### TASK ITEM
Return each entry exactly, so that nothing in the data differs from the original.

### ENTRIES SHOWN
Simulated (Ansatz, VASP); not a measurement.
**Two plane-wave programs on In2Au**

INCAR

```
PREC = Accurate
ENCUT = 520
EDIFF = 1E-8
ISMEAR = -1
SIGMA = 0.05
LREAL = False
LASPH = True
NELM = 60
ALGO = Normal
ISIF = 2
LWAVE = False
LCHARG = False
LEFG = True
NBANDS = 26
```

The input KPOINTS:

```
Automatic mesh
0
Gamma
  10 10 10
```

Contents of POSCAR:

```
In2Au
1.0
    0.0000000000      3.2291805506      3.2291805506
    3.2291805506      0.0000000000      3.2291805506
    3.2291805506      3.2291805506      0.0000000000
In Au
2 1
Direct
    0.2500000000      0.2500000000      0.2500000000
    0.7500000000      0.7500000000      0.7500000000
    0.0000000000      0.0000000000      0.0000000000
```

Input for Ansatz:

### RESPONSE
Simulated (Ansatz, VASP); not a measurement.
**Two plane-wave programs on In2Au**

INCAR

```
PREC = Accurate
ENCUT = 520
EDIFF = 1E-8
ISMEAR = -1
SIGMA = 0.05
LREAL = False
LASPH = True
NELM = 60
ALGO = Normal
ISIF = 2
LWAVE = False
LCHARG = False
LEFG = True
NBANDS = 26
```

The input KPOINTS:

```
Automatic mesh
0
Gamma
  10 10 10
```

Contents of POSCAR:

```
In2Au
1.0
    0.0000000000      3.2291805506      3.2291805506
    3.2291805506      0.0000000000      3.2291805506
    3.2291805506      3.2291805506      0.0000000000
In Au
2 1
Direct
    0.2500000000      0.2500000000      0.2500000000
    0.7500000000      0.7500000000      0.7500000000
    0.0000000000      0.0000000000      0.0000000000
```

Input for Ansatz:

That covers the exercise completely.